*Assigned task:* Copy out all the entries below, word for word.

*Entries provided:*
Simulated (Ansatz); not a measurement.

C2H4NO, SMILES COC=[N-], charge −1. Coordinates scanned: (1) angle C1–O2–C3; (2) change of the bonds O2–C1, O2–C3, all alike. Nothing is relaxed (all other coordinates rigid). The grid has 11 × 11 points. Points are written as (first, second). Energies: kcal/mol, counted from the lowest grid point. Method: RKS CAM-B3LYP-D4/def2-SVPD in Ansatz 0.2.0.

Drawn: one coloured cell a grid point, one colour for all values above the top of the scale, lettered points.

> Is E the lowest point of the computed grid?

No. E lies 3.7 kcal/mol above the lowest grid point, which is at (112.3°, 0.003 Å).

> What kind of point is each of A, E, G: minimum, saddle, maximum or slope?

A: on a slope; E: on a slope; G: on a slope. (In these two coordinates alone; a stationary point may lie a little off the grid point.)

*Exercise solution:*
Simulated (Ansatz); not a measurement.

C2H4NO, SMILES COC=[N-], charge −1. Coordinates scanned: (1) angle C1–O2–C3; (2) change of the bonds O2–C1, O2–C3, all alike. Nothing is relaxed (all other coordinates rigid). The grid has 11 × 11 points. Points are written as (first, second). Energies: kcal/mol, counted from the lowest grid point. Method: RKS CAM-B3LYP-D4/def2-SVPD in Ansatz 0.2.0.

Drawn: one coloured cell a grid point, one colour for all values above the top of the scale, lettered points.

> Is E the lowest point of the computed grid?

No. E lies 3.7 kcal/mol above the lowest grid point, which is at (112.3°, 0.003 Å).

> What kind of point is each of A, E, G: minimum, saddle, maximum or slope?

A: on a slope; E: on a slope; G: on a slope. (In these two coordinates alone; a stationary point may lie a little off the grid point.)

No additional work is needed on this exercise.